▶ [Work request]: In the answer, each line of the listing should appear again unchanged.

▶ [Information supplied]:
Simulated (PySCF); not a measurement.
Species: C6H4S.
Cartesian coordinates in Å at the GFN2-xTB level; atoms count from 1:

▶ [Answer section]:
Simulated (PySCF); not a measurement.
Species: C6H4S.
Cartesian coordinates in Å at the GFN2-xTB level; atoms count from 1:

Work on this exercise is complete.